Activity:
The data below holds a line containing "The numbers come" and a line containing "0.845 | 146 |"; please quote exactly those two lines and every line between them, and nothing else.

[Start of section]

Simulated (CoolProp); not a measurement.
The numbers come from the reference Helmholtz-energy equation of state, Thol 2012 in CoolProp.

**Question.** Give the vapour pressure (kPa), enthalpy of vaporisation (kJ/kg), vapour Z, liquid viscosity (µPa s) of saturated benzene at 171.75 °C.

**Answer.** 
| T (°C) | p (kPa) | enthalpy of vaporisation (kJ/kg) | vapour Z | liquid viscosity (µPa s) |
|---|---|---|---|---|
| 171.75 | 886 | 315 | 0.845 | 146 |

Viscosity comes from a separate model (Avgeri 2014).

[End of section]

Your solution:
The numbers come from the reference Helmholtz-energy equation of state, Thol 2012 in CoolProp.

**Question.** Give the vapour pressure (kPa), enthalpy of vaporisation (kJ/kg), vapour Z, liquid viscosity (µPa s) of saturated benzene at 171.75 °C.

**Answer.** 
| T (°C) | p (kPa) | enthalpy of vaporisation (kJ/kg) | vapour Z | liquid viscosity (µPa s) |
|---|---|---|---|---|
| 171.75 | 886 | 315 | 0.845 | 146 |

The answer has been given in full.